BRIEF ▸ In the listing below, the lines starting with the line with "The values are" and going on through the line with "The stress of" are to be reproduced exactly, and only those.

DATA LISTING ▸
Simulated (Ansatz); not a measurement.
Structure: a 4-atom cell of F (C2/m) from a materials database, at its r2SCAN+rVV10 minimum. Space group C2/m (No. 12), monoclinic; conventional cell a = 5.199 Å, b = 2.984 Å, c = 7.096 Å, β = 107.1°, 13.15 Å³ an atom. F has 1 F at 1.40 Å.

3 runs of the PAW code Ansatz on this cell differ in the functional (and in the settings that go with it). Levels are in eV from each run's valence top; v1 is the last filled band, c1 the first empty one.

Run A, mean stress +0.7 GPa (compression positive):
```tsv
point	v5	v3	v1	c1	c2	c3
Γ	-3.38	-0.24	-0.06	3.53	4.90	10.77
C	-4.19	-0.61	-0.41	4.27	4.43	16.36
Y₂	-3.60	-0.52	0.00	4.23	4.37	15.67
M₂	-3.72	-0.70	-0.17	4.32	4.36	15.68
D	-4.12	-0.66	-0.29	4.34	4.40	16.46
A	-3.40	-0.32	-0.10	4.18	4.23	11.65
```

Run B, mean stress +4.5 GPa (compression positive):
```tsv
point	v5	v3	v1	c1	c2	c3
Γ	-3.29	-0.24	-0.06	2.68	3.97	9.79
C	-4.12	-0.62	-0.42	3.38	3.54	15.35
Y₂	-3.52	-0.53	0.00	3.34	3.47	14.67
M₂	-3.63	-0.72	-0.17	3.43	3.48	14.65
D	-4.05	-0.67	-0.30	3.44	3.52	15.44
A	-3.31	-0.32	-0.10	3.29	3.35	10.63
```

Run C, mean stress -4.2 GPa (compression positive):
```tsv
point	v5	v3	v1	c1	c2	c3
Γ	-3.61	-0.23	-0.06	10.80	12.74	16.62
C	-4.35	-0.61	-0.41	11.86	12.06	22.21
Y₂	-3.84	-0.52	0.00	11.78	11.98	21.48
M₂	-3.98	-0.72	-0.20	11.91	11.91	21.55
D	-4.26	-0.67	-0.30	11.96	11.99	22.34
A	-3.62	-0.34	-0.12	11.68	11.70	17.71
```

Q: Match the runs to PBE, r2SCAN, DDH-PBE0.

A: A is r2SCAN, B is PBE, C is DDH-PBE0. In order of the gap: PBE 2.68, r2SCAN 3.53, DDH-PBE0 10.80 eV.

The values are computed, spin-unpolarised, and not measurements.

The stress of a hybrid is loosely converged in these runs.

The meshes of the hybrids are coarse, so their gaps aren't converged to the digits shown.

TASK ANSWER ▸
The values are computed, spin-unpolarised, and not measurements.

The stress of a hybrid is loosely converged in these runs.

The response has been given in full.